* _Data records_:
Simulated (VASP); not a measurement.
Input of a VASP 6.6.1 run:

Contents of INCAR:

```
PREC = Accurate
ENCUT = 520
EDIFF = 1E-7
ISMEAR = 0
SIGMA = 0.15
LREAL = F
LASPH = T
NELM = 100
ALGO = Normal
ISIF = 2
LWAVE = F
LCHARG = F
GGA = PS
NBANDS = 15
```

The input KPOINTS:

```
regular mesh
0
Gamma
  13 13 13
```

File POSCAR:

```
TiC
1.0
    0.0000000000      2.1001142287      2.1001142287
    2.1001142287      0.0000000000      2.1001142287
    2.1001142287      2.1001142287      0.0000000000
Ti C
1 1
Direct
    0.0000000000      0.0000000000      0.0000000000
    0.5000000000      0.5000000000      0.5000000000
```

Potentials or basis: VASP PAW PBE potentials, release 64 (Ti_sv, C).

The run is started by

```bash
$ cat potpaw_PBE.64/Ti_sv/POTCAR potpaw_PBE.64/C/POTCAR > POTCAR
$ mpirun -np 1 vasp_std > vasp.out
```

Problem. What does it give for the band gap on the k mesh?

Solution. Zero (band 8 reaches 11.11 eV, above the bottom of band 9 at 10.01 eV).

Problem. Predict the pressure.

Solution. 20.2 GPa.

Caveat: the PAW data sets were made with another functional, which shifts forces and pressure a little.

* _Brief_: Repeat, exactly as they stand above, the lines from the line with "The run is started by" to the line with "Solution. 20.2 GPa.", both lines included.

* _Answer section_:
The run is started by

```bash
$ cat potpaw_PBE.64/Ti_sv/POTCAR potpaw_PBE.64/C/POTCAR > POTCAR
$ mpirun -np 1 vasp_std > vasp.out
```

Problem. What does it give for the band gap on the k mesh?

Solution. Zero (band 8 reaches 11.11 eV, above the bottom of band 9 at 10.01 eV).

Problem. Predict the pressure.

Solution. 20.2 GPa.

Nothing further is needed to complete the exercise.